____________

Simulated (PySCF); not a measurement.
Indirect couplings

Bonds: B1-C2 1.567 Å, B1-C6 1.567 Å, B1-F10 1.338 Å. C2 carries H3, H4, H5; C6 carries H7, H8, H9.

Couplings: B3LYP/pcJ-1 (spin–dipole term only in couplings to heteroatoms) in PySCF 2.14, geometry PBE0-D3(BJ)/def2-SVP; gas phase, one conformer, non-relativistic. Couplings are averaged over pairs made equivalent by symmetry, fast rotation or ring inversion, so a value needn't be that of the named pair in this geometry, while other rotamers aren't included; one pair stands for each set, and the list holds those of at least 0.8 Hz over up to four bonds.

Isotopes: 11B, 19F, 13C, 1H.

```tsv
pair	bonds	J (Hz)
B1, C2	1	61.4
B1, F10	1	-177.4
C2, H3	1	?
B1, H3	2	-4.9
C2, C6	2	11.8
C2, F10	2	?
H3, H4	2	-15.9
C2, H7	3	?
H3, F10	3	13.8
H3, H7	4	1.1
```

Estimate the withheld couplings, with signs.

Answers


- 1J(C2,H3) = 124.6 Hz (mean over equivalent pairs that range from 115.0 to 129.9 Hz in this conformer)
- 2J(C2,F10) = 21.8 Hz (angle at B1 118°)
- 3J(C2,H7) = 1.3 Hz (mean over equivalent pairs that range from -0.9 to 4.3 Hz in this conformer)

____________

#### WORK INSTRUCTION:
Repeat exactly the lines of the listing from its first line through the line that holds "- 2J(C2,F10) = 21.8 Hz (angle at B1 118°)". Nothing else should appear.

#### ANSWER AREA:
Simulated (PySCF); not a measurement.
Indirect couplings

Bonds: B1-C2 1.567 Å, B1-C6 1.567 Å, B1-F10 1.338 Å. C2 carries H3, H4, H5; C6 carries H7, H8, H9.

Couplings: B3LYP/pcJ-1 (spin–dipole term only in couplings to heteroatoms) in PySCF 2.14, geometry PBE0-D3(BJ)/def2-SVP; gas phase, one conformer, non-relativistic. Couplings are averaged over pairs made equivalent by symmetry, fast rotation or ring inversion, so a value needn't be that of the named pair in this geometry, while other rotamers aren't included; one pair stands for each set, and the list holds those of at least 0.8 Hz over up to four bonds.

Isotopes: 11B, 19F, 13C, 1H.

```tsv
pair	bonds	J (Hz)
B1, C2	1	61.4
B1, F10	1	-177.4
C2, H3	1	?
B1, H3	2	-4.9
C2, C6	2	11.8
C2, F10	2	?
H3, H4	2	-15.9
C2, H7	3	?
H3, F10	3	13.8
H3, H7	4	1.1
```

Estimate the withheld couplings, with signs.

Answers


- 1J(C2,H3) = 124.6 Hz (mean over equivalent pairs that range from 115.0 to 129.9 Hz in this conformer)
- 2J(C2,F10) = 21.8 Hz (angle at B1 118°)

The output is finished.